* **Data for review**:
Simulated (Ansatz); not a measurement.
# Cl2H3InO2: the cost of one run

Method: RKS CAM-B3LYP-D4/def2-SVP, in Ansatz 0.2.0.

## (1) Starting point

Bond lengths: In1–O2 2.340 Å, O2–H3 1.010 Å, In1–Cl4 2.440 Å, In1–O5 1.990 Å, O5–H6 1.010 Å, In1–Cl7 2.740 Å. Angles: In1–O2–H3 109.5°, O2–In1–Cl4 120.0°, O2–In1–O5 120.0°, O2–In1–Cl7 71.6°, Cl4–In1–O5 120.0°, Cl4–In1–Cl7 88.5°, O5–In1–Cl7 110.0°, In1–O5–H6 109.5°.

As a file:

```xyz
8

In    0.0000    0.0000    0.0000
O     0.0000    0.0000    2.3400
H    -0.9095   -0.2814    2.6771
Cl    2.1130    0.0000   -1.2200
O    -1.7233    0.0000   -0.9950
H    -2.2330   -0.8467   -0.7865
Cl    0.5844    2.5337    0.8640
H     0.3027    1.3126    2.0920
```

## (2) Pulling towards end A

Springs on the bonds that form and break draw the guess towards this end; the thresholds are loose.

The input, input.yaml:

* **Requirement**: A word-for-word copy of all the material is the required answer.

* **Your solution**:
Simulated (Ansatz); not a measurement.
# Cl2H3InO2: the cost of one run

Method: RKS CAM-B3LYP-D4/def2-SVP, in Ansatz 0.2.0.

## (1) Starting point

Bond lengths: In1–O2 2.340 Å, O2–H3 1.010 Å, In1–Cl4 2.440 Å, In1–O5 1.990 Å, O5–H6 1.010 Å, In1–Cl7 2.740 Å. Angles: In1–O2–H3 109.5°, O2–In1–Cl4 120.0°, O2–In1–O5 120.0°, O2–In1–Cl7 71.6°, Cl4–In1–O5 120.0°, Cl4–In1–Cl7 88.5°, O5–In1–Cl7 110.0°, In1–O5–H6 109.5°.

As a file:

```xyz
8

In    0.0000    0.0000    0.0000
O     0.0000    0.0000    2.3400
H    -0.9095   -0.2814    2.6771
Cl    2.1130    0.0000   -1.2200
O    -1.7233    0.0000   -0.9950
H    -2.2330   -0.8467   -0.7865
Cl    0.5844    2.5337    0.8640
H     0.3027    1.3126    2.0920
```

## (2) Pulling towards end A

Springs on the bonds that form and break draw the guess towards this end; the thresholds are loose.

The input, input.yaml:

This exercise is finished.